(Beginning of DATA EXCERPTS)

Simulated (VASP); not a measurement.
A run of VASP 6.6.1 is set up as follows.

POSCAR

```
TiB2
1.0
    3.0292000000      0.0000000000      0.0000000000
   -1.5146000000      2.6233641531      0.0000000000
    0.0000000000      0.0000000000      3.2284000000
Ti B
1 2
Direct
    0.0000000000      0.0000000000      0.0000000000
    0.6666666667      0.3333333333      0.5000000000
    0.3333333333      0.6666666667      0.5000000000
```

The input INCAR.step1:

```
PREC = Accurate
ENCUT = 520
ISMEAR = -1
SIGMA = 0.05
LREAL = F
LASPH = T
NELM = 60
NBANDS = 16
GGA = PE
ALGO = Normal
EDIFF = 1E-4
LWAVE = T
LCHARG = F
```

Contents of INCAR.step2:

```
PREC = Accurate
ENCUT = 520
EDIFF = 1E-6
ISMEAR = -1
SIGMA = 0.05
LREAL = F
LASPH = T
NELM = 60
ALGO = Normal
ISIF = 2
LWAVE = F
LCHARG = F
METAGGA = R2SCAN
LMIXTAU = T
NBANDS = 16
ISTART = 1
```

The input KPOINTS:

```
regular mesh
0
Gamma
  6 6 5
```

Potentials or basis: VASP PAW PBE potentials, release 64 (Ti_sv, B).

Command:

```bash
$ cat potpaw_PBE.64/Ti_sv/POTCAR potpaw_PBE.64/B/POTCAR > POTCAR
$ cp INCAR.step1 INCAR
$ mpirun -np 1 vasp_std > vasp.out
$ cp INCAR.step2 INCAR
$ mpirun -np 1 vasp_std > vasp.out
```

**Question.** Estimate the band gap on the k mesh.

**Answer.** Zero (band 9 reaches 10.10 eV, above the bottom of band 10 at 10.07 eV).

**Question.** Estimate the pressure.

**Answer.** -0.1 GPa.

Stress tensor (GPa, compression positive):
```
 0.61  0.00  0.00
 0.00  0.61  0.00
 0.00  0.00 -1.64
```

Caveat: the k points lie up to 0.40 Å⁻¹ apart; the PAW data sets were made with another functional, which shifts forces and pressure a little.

(End of DATA EXCERPTS)

▶ [WORK INSTRUCTION] Only the lines from the start of the material through the line containing "at 10.07 eV)." belong in the answer, each copied exactly.

▶ [WRITTEN REPLY]
Simulated (VASP); not a measurement.
A run of VASP 6.6.1 is set up as follows.

POSCAR

```
TiB2
1.0
    3.0292000000      0.0000000000      0.0000000000
   -1.5146000000      2.6233641531      0.0000000000
    0.0000000000      0.0000000000      3.2284000000
Ti B
1 2
Direct
    0.0000000000      0.0000000000      0.0000000000
    0.6666666667      0.3333333333      0.5000000000
    0.3333333333      0.6666666667      0.5000000000
```

The input INCAR.step1:

```
PREC = Accurate
ENCUT = 520
ISMEAR = -1
SIGMA = 0.05
LREAL = F
LASPH = T
NELM = 60
NBANDS = 16
GGA = PE
ALGO = Normal
EDIFF = 1E-4
LWAVE = T
LCHARG = F
```

Contents of INCAR.step2:

```
PREC = Accurate
ENCUT = 520
EDIFF = 1E-6
ISMEAR = -1
SIGMA = 0.05
LREAL = F
LASPH = T
NELM = 60
ALGO = Normal
ISIF = 2
LWAVE = F
LCHARG = F
METAGGA = R2SCAN
LMIXTAU = T
NBANDS = 16
ISTART = 1
```

The input KPOINTS:

```
regular mesh
0
Gamma
  6 6 5
```

Potentials or basis: VASP PAW PBE potentials, release 64 (Ti_sv, B).

Command:

```bash
$ cat potpaw_PBE.64/Ti_sv/POTCAR potpaw_PBE.64/B/POTCAR > POTCAR
$ cp INCAR.step1 INCAR
$ mpirun -np 1 vasp_std > vasp.out
$ cp INCAR.step2 INCAR
$ mpirun -np 1 vasp_std > vasp.out
```

**Question.** Estimate the band gap on the k mesh.

**Answer.** Zero (band 9 reaches 10.10 eV, above the bottom of band 10 at 10.07 eV).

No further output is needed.